▶ _WORK ITEM_
Please copy exactly the lines that run from the start of the entries to the line containing "All energies are", inclusive.

(Beginning of DATA SECTION)

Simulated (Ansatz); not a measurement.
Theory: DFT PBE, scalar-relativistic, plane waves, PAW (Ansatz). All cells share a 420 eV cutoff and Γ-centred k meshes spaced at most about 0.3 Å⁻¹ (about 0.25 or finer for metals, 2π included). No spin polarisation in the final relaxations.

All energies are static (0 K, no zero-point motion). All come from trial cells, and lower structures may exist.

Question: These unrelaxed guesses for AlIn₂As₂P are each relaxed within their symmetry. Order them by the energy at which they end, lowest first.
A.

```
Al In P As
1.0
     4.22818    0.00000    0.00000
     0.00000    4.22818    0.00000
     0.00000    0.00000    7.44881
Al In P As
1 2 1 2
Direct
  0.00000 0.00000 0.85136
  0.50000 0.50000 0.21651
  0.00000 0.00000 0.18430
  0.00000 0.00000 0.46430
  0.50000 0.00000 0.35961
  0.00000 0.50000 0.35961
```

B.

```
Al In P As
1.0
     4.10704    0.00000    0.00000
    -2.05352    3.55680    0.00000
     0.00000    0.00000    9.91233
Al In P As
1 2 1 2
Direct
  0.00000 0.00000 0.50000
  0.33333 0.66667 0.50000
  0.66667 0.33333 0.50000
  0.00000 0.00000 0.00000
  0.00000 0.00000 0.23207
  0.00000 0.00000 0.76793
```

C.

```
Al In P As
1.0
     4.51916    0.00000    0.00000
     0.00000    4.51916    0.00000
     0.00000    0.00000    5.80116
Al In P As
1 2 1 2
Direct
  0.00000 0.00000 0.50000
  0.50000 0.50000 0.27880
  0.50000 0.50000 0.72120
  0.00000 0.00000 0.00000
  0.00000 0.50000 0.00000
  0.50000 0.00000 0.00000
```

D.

(End of DATA SECTION)

▶ _EXERCISE OUTPUT_
Simulated (Ansatz); not a measurement.
Theory: DFT PBE, scalar-relativistic, plane waves, PAW (Ansatz). All cells share a 420 eV cutoff and Γ-centred k meshes spaced at most about 0.3 Å⁻¹ (about 0.25 or finer for metals, 2π included). No spin polarisation in the final relaxations.

All energies are static (0 K, no zero-point motion). All come from trial cells, and lower structures may exist.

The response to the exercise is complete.